··········

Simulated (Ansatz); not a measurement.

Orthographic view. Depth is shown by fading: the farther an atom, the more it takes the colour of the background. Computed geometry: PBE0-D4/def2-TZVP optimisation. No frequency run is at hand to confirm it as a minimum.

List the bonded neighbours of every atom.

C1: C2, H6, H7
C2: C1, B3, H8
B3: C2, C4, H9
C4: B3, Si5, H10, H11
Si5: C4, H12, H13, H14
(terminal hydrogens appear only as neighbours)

··········

- ASSIGNMENT: Retype only the stretch of lines above starting at the one with "Orthographic view. Depth" and stopping at the one with "Si5: C4, H12, H13, H14", exactly as written, with both kept.

- SOLUTION:
Orthographic view. Depth is shown by fading: the farther an atom, the more it takes the colour of the background. Computed geometry: PBE0-D4/def2-TZVP optimisation. No frequency run is at hand to confirm it as a minimum.

List the bonded neighbours of every atom.

C1: C2, H6, H7
C2: C1, B3, H8
B3: C2, C4, H9
C4: B3, Si5, H10, H11
Si5: C4, H12, H13, H14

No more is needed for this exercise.